**Dataset content**:
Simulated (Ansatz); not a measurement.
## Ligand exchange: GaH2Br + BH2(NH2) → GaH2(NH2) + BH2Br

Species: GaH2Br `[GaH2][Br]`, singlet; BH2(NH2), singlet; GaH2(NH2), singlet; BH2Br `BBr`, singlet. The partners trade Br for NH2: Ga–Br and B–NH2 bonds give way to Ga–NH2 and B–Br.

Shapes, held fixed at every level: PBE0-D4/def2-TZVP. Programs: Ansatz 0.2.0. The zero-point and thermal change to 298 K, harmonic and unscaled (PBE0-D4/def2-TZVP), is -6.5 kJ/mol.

**Work request**:
Please set down again, word for word, only the lines from the start of the entries through the line with "Ga–NH2 and B–Br.", both ends included.

**Written reply**:
Simulated (Ansatz); not a measurement.
## Ligand exchange: GaH2Br + BH2(NH2) → GaH2(NH2) + BH2Br

Species: GaH2Br `[GaH2][Br]`, singlet; BH2(NH2), singlet; GaH2(NH2), singlet; BH2Br `BBr`, singlet. The partners trade Br for NH2: Ga–Br and B–NH2 bonds give way to Ga–NH2 and B–Br.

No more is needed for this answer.